____ EXERCISE DATA

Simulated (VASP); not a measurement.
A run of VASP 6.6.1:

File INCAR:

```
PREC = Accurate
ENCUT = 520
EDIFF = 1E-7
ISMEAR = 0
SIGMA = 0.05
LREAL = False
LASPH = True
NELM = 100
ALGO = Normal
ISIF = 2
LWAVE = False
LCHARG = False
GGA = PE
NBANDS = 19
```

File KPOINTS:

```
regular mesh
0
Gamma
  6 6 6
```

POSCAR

________

| WORK TASK |
Could you copy each line above word for word?

| EXERCISE ANSWER |
Simulated (VASP); not a measurement.
A run of VASP 6.6.1:

File INCAR:

```
PREC = Accurate
ENCUT = 520
EDIFF = 1E-7
ISMEAR = 0
SIGMA = 0.05
LREAL = False
LASPH = True
NELM = 100
ALGO = Normal
ISIF = 2
LWAVE = False
LCHARG = False
GGA = PE
NBANDS = 19
```

File KPOINTS:

```
regular mesh
0
Gamma
  6 6 6
```

POSCAR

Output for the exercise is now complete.